Work order: Set down exactly the lines below between the line holding "converged, but where?**" and the line holding "Site moments are", inclusive; no other line belongs in the answer.

<<<<

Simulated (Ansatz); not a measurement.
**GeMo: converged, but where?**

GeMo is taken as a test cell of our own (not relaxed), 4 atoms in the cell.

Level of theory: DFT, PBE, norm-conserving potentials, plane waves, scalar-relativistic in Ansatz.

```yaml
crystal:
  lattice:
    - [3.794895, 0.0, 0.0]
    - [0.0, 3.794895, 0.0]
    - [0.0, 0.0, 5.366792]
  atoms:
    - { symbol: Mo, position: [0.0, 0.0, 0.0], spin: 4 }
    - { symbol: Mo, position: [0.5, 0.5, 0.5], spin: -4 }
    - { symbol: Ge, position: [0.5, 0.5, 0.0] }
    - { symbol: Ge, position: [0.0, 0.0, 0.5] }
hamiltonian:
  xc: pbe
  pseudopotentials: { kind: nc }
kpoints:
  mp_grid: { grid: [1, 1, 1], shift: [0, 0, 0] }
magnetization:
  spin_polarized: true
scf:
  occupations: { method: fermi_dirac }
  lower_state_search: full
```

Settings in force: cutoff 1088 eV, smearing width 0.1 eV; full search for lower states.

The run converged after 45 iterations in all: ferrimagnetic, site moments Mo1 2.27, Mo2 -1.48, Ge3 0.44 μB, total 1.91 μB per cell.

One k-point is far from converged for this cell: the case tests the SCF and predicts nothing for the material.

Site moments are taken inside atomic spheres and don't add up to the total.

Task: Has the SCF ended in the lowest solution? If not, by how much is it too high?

>>>>

Expected answer:
**GeMo: converged, but where?**

GeMo is taken as a test cell of our own (not relaxed), 4 atoms in the cell.

Level of theory: DFT, PBE, norm-conserving potentials, plane waves, scalar-relativistic in Ansatz.

```yaml
crystal:
  lattice:
    - [3.794895, 0.0, 0.0]
    - [0.0, 3.794895, 0.0]
    - [0.0, 0.0, 5.366792]
  atoms:
    - { symbol: Mo, position: [0.0, 0.0, 0.0], spin: 4 }
    - { symbol: Mo, position: [0.5, 0.5, 0.5], spin: -4 }
    - { symbol: Ge, position: [0.5, 0.5, 0.0] }
    - { symbol: Ge, position: [0.0, 0.0, 0.5] }
hamiltonian:
  xc: pbe
  pseudopotentials: { kind: nc }
kpoints:
  mp_grid: { grid: [1, 1, 1], shift: [0, 0, 0] }
magnetization:
  spin_polarized: true
scf:
  occupations: { method: fermi_dirac }
  lower_state_search: full
```

Settings in force: cutoff 1088 eV, smearing width 0.1 eV; full search for lower states.

The run converged after 45 iterations in all: ferrimagnetic, site moments Mo1 2.27, Mo2 -1.48, Ge3 0.44 μB, total 1.91 μB per cell.

One k-point is far from converged for this cell: the case tests the SCF and predicts nothing for the material.

Site moments are taken inside atomic spheres and don't add up to the total.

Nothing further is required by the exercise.